* BRIEF:
Print the records below from the first line through the line containing "Q: Estimate the", both included, word for word.

* SUPPLIED RECORDS:
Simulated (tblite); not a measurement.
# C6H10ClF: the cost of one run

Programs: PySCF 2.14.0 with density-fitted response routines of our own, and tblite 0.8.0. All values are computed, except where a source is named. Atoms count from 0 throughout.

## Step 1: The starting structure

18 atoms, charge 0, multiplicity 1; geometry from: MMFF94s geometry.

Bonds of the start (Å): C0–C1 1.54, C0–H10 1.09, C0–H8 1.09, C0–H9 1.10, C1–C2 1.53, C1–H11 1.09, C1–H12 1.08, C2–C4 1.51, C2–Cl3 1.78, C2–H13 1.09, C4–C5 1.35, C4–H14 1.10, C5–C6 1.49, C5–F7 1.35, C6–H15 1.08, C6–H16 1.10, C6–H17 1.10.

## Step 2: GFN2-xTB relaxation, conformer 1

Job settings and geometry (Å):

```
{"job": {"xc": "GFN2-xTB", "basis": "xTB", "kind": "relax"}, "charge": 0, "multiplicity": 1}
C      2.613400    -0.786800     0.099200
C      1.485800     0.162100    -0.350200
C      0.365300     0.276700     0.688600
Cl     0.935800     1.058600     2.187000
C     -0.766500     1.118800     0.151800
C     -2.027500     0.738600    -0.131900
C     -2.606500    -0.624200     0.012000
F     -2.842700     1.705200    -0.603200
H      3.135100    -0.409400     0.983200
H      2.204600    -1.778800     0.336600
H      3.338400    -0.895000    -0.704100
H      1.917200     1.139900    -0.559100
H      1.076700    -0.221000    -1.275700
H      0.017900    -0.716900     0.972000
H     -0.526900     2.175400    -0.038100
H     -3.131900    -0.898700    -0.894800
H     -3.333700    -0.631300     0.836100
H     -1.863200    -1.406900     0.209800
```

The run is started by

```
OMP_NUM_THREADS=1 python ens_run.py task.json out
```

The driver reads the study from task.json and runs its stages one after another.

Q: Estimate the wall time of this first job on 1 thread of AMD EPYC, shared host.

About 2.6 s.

* YOUR RESPONSE:
Simulated (tblite); not a measurement.
# C6H10ClF: the cost of one run

Programs: PySCF 2.14.0 with density-fitted response routines of our own, and tblite 0.8.0. All values are computed, except where a source is named. Atoms count from 0 throughout.

## Step 1: The starting structure

18 atoms, charge 0, multiplicity 1; geometry from: MMFF94s geometry.

Bonds of the start (Å): C0–C1 1.54, C0–H10 1.09, C0–H8 1.09, C0–H9 1.10, C1–C2 1.53, C1–H11 1.09, C1–H12 1.08, C2–C4 1.51, C2–Cl3 1.78, C2–H13 1.09, C4–C5 1.35, C4–H14 1.10, C5–C6 1.49, C5–F7 1.35, C6–H15 1.08, C6–H16 1.10, C6–H17 1.10.

## Step 2: GFN2-xTB relaxation, conformer 1

Job settings and geometry (Å):

```
{"job": {"xc": "GFN2-xTB", "basis": "xTB", "kind": "relax"}, "charge": 0, "multiplicity": 1}
C      2.613400    -0.786800     0.099200
C      1.485800     0.162100    -0.350200
C      0.365300     0.276700     0.688600
Cl     0.935800     1.058600     2.187000
C     -0.766500     1.118800     0.151800
C     -2.027500     0.738600    -0.131900
C     -2.606500    -0.624200     0.012000
F     -2.842700     1.705200    -0.603200
H      3.135100    -0.409400     0.983200
H      2.204600    -1.778800     0.336600
H      3.338400    -0.895000    -0.704100
H      1.917200     1.139900    -0.559100
H      1.076700    -0.221000    -1.275700
H      0.017900    -0.716900     0.972000
H     -0.526900     2.175400    -0.038100
H     -3.131900    -0.898700    -0.894800
H     -3.333700    -0.631300     0.836100
H     -1.863200    -1.406900     0.209800
```

The run is started by

```
OMP_NUM_THREADS=1 python ens_run.py task.json out
```

The driver reads the study from task.json and runs its stages one after another.

Q: Estimate the wall time of this first job on 1 thread of AMD EPYC, shared host.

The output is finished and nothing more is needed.